* [Work task] Only one stretch of the data below is wanted: the lines starting at the one with "24.0 | 9.43 |" and ending at the one with "Solution. (a) 7.27; (b) 6.96.", both included, given again exactly.

* [Extracted data]
__________________________________________________
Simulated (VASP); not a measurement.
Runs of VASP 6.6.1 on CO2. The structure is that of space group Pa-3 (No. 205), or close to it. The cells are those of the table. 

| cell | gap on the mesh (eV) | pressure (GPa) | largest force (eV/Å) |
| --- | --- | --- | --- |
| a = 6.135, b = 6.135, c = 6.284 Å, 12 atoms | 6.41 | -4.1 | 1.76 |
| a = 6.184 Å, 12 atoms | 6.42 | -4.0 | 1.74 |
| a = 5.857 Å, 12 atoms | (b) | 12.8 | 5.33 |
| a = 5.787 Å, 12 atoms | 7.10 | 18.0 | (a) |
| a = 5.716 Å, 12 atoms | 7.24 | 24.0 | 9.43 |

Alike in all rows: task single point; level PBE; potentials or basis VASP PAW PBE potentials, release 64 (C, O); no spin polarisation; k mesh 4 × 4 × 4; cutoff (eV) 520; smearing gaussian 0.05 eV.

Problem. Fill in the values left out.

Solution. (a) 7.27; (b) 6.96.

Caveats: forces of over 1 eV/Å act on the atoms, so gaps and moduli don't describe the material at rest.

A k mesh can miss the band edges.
__________________________________________________

* [Result]
| a = 5.716 Å, 12 atoms | 7.24 | 24.0 | 9.43 |

Alike in all rows: task single point; level PBE; potentials or basis VASP PAW PBE potentials, release 64 (C, O); no spin polarisation; k mesh 4 × 4 × 4; cutoff (eV) 520; smearing gaussian 0.05 eV.

Problem. Fill in the values left out.

Solution. (a) 7.27; (b) 6.96.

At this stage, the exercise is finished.